Reproduce the data in its entirety, exactly as supplied.

* **Exercise data**:
################

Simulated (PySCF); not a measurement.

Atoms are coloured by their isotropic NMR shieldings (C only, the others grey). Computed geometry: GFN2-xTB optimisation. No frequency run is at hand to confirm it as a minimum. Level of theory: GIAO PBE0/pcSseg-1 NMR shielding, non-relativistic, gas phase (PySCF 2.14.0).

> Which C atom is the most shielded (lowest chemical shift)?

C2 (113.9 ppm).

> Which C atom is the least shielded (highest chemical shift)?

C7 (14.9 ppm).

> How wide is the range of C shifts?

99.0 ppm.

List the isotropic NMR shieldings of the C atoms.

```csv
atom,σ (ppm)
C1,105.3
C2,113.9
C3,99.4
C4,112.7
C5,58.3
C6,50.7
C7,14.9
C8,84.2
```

################

* **Answer section**:
Simulated (PySCF); not a measurement.

Atoms are coloured by their isotropic NMR shieldings (C only, the others grey). Computed geometry: GFN2-xTB optimisation. No frequency run is at hand to confirm it as a minimum. Level of theory: GIAO PBE0/pcSseg-1 NMR shielding, non-relativistic, gas phase (PySCF 2.14.0).

> Which C atom is the most shielded (lowest chemical shift)?

C2 (113.9 ppm).

> Which C atom is the least shielded (highest chemical shift)?

C7 (14.9 ppm).

> How wide is the range of C shifts?

99.0 ppm.

List the isotropic NMR shieldings of the C atoms.

```csv
atom,σ (ppm)
C1,105.3
C2,113.9
C3,99.4
C4,112.7
C5,58.3
C6,50.7
C7,14.9
C8,84.2
```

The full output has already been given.